● Exercise
Below are records; reproduce exactly the lines from the one that has "-13.6 | +1.0 | under 0.02 |" through the one that has "25.2 | +15.8 | – |", ends included, and nothing more.

● Record excerpts
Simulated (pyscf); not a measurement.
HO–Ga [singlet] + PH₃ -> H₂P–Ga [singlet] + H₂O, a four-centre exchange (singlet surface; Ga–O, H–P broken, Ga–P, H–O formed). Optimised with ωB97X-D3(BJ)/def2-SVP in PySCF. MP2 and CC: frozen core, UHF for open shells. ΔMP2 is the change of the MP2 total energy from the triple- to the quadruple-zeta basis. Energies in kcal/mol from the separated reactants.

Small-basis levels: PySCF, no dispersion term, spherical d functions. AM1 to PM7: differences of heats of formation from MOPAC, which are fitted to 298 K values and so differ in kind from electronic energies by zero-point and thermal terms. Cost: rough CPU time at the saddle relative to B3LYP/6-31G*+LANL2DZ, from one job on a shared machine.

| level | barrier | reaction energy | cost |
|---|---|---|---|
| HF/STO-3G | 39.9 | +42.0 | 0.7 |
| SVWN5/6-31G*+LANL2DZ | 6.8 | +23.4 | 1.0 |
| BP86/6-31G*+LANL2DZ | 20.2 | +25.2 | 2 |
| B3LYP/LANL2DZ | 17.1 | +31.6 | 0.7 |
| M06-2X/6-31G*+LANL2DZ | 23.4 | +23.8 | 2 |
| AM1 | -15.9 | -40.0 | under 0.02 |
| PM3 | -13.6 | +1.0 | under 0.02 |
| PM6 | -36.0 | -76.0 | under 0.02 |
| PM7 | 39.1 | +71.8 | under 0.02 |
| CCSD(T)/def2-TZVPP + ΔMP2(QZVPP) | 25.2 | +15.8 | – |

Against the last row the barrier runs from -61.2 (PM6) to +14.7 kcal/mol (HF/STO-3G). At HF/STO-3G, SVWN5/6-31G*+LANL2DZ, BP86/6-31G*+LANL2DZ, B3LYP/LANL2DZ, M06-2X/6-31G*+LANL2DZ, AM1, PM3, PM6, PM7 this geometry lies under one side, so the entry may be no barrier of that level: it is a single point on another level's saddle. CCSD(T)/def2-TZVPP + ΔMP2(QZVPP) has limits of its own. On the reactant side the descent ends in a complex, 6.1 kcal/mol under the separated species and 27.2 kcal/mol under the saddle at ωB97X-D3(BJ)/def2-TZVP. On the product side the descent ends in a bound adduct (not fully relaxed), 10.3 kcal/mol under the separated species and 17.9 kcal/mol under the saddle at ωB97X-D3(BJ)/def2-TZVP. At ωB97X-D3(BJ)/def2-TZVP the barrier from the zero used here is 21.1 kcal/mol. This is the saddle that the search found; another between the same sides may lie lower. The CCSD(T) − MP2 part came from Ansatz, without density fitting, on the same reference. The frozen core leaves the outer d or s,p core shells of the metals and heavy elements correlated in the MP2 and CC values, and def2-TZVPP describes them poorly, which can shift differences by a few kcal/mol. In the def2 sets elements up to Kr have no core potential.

● Task result
| PM3 | -13.6 | +1.0 | under 0.02 |
| PM6 | -36.0 | -76.0 | under 0.02 |
| PM7 | 39.1 | +71.8 | under 0.02 |
| CCSD(T)/def2-TZVPP + ΔMP2(QZVPP) | 25.2 | +15.8 | – |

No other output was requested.